>>>

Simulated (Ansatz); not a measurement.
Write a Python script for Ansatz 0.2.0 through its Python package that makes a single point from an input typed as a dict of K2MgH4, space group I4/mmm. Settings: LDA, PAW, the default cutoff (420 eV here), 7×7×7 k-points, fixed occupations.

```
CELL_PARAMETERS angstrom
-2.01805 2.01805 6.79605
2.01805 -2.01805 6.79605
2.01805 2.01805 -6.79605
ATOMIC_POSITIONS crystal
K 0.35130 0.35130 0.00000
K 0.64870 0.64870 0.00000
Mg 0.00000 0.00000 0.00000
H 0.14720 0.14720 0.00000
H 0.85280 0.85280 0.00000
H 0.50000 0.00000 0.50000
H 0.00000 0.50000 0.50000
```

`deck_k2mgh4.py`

<<<

▸ Assigned task
Return the whole listing, keeping every line exactly as it is.

▸ Exercise answer
Simulated (Ansatz); not a measurement.
Write a Python script for Ansatz 0.2.0 through its Python package that makes a single point from an input typed as a dict of K2MgH4, space group I4/mmm. Settings: LDA, PAW, the default cutoff (420 eV here), 7×7×7 k-points, fixed occupations.

```
CELL_PARAMETERS angstrom
-2.01805 2.01805 6.79605
2.01805 -2.01805 6.79605
2.01805 2.01805 -6.79605
ATOMIC_POSITIONS crystal
K 0.35130 0.35130 0.00000
K 0.64870 0.64870 0.00000
Mg 0.00000 0.00000 0.00000
H 0.14720 0.14720 0.00000
H 0.85280 0.85280 0.00000
H 0.50000 0.00000 0.50000
H 0.00000 0.50000 0.50000
```

`deck_k2mgh4.py`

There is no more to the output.